▼▼▼

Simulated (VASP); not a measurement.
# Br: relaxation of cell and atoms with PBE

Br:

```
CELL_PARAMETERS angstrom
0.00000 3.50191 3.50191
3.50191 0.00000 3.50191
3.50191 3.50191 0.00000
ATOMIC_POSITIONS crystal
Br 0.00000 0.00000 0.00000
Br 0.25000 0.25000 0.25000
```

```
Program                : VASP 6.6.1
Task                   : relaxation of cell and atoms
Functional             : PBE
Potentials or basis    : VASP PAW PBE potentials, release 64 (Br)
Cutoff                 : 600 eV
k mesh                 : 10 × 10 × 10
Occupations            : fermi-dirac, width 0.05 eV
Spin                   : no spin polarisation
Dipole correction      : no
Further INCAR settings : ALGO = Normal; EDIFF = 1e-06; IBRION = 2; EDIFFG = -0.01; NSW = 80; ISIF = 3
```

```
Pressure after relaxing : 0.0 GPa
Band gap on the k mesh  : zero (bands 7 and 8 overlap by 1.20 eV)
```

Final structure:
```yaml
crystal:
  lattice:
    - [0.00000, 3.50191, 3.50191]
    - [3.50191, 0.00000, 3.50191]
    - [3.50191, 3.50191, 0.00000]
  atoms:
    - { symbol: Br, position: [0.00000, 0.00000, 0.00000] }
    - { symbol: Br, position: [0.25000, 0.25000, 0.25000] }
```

▲▲▲

> _Work order_: The entire listing above should be returned exactly as written.

> _Response area_:
Simulated (VASP); not a measurement.
# Br: relaxation of cell and atoms with PBE

Br:

```
CELL_PARAMETERS angstrom
0.00000 3.50191 3.50191
3.50191 0.00000 3.50191
3.50191 3.50191 0.00000
ATOMIC_POSITIONS crystal
Br 0.00000 0.00000 0.00000
Br 0.25000 0.25000 0.25000
```

```
Program                : VASP 6.6.1
Task                   : relaxation of cell and atoms
Functional             : PBE
Potentials or basis    : VASP PAW PBE potentials, release 64 (Br)
Cutoff                 : 600 eV
k mesh                 : 10 × 10 × 10
Occupations            : fermi-dirac, width 0.05 eV
Spin                   : no spin polarisation
Dipole correction      : no
Further INCAR settings : ALGO = Normal; EDIFF = 1e-06; IBRION = 2; EDIFFG = -0.01; NSW = 80; ISIF = 3
```

```
Pressure after relaxing : 0.0 GPa
Band gap on the k mesh  : zero (bands 7 and 8 overlap by 1.20 eV)
```

Final structure:
```yaml
crystal:
  lattice:
    - [0.00000, 3.50191, 3.50191]
    - [3.50191, 0.00000, 3.50191]
    - [3.50191, 3.50191, 0.00000]
  atoms:
    - { symbol: Br, position: [0.00000, 0.00000, 0.00000] }
    - { symbol: Br, position: [0.25000, 0.25000, 0.25000] }
```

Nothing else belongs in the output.